Information:
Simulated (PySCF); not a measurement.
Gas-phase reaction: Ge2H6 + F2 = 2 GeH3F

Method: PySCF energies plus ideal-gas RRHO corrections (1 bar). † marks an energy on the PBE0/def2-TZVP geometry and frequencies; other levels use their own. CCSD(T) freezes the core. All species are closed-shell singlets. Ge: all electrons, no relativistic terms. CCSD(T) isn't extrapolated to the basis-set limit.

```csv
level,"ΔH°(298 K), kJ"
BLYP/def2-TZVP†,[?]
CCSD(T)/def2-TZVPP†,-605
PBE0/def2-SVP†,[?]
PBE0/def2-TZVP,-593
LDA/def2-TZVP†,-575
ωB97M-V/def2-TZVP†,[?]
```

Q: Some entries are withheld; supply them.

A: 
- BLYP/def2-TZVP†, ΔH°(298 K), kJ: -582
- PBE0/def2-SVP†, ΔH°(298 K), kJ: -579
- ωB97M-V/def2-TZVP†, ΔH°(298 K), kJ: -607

Work order: Please give an exact copy of the lines above, beginning with the line containing "Gas-phase reaction: Ge2H6 + F2 = 2 GeH3F" and running through the line containing "- PBE0/def2-SVP†, ΔH°(298 K), kJ: -579", and of no other lines.

Task solution:
Gas-phase reaction: Ge2H6 + F2 = 2 GeH3F

Method: PySCF energies plus ideal-gas RRHO corrections (1 bar). † marks an energy on the PBE0/def2-TZVP geometry and frequencies; other levels use their own. CCSD(T) freezes the core. All species are closed-shell singlets. Ge: all electrons, no relativistic terms. CCSD(T) isn't extrapolated to the basis-set limit.

```csv
level,"ΔH°(298 K), kJ"
BLYP/def2-TZVP†,[?]
CCSD(T)/def2-TZVPP†,-605
PBE0/def2-SVP†,[?]
PBE0/def2-TZVP,-593
LDA/def2-TZVP†,-575
ωB97M-V/def2-TZVP†,[?]
```

Q: Some entries are withheld; supply them.

A: 
- BLYP/def2-TZVP†, ΔH°(298 K), kJ: -582
- PBE0/def2-SVP†, ΔH°(298 K), kJ: -579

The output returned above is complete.